Assigned task – Give the data again exactly, from its opening line through the line in which "MgH2Ir2 is run" appears.

(Record excerpts Opens)

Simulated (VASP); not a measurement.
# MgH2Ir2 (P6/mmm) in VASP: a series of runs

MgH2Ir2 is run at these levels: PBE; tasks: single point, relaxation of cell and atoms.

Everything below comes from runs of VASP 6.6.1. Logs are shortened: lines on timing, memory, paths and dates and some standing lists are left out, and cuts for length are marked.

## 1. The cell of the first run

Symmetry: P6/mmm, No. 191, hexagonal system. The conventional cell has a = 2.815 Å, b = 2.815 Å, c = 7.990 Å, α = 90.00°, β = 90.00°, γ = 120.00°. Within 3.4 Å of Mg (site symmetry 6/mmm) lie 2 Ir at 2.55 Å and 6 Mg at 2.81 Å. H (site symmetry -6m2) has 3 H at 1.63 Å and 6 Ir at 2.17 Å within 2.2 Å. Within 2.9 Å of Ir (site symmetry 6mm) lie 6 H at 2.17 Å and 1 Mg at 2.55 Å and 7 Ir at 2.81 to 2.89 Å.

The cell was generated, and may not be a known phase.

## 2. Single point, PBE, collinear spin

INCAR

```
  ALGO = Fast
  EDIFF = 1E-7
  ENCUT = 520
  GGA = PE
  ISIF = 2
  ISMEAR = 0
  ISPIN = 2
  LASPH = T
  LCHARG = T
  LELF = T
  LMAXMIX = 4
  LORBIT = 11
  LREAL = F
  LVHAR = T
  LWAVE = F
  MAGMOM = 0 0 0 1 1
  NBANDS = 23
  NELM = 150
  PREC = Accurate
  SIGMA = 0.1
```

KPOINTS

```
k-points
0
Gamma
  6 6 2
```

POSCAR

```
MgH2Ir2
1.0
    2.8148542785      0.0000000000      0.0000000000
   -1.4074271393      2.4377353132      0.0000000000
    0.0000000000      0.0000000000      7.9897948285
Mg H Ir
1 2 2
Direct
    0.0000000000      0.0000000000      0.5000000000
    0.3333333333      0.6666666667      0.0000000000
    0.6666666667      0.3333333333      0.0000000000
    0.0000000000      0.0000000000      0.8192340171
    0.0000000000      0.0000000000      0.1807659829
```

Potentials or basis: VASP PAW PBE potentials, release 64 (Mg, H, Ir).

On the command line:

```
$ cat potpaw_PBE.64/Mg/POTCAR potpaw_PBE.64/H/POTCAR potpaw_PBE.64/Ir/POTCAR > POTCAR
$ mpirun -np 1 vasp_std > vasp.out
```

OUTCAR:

(Record excerpts Closes)

Reply –
Simulated (VASP); not a measurement.
# MgH2Ir2 (P6/mmm) in VASP: a series of runs

MgH2Ir2 is run at these levels: PBE; tasks: single point, relaxation of cell and atoms.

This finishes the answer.